REQUIRED ACTION: Your answer is the lines below, exactly, from the one that contains "C6 = (3/4)α²I." through the one that contains "9.98 = 0.22 eV.", both included.

■ ■ ■ ■ ■ ■ ■

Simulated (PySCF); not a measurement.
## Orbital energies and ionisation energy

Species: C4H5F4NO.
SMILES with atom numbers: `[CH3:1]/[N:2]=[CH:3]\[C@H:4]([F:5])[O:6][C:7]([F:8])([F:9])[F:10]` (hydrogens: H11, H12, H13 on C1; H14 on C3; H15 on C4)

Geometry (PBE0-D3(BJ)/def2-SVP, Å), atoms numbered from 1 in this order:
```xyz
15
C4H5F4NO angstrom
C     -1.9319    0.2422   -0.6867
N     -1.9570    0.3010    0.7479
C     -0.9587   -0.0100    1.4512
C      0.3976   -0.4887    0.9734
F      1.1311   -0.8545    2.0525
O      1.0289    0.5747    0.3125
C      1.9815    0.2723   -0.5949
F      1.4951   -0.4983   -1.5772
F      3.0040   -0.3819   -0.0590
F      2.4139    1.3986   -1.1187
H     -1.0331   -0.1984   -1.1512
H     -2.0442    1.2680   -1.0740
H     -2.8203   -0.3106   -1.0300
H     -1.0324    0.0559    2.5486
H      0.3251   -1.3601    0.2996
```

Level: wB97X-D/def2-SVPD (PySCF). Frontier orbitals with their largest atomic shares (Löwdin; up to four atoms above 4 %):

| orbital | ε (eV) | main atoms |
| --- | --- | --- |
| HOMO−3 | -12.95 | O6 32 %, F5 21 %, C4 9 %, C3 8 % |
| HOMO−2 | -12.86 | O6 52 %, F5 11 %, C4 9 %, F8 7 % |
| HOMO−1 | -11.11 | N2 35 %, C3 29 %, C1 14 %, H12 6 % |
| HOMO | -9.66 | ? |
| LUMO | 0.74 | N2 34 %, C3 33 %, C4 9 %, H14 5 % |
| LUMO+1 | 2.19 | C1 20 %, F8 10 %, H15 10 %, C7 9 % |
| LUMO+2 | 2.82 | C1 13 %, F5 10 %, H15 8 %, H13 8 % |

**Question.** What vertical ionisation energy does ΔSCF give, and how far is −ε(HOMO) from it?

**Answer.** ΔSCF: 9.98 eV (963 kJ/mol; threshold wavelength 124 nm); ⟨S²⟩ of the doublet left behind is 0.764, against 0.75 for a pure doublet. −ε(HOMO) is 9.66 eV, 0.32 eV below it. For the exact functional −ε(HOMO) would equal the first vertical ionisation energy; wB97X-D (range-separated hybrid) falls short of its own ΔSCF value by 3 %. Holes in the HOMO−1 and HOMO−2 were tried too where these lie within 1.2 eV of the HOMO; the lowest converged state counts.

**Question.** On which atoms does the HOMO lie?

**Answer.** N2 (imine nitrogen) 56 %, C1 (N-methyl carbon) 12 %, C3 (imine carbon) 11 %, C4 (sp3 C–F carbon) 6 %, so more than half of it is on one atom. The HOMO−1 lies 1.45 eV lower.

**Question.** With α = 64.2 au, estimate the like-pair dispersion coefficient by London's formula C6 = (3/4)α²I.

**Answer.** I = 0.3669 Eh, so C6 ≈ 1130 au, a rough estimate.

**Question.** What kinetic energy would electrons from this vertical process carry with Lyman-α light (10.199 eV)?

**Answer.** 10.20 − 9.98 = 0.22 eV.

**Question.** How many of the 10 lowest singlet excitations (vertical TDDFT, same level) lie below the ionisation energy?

■ ■ ■ ■ ■ ■ ■

ANSWER AREA:
**Question.** With α = 64.2 au, estimate the like-pair dispersion coefficient by London's formula C6 = (3/4)α²I.

**Answer.** I = 0.3669 Eh, so C6 ≈ 1130 au, a rough estimate.

**Question.** What kinetic energy would electrons from this vertical process carry with Lyman-α light (10.199 eV)?

**Answer.** 10.20 − 9.98 = 0.22 eV.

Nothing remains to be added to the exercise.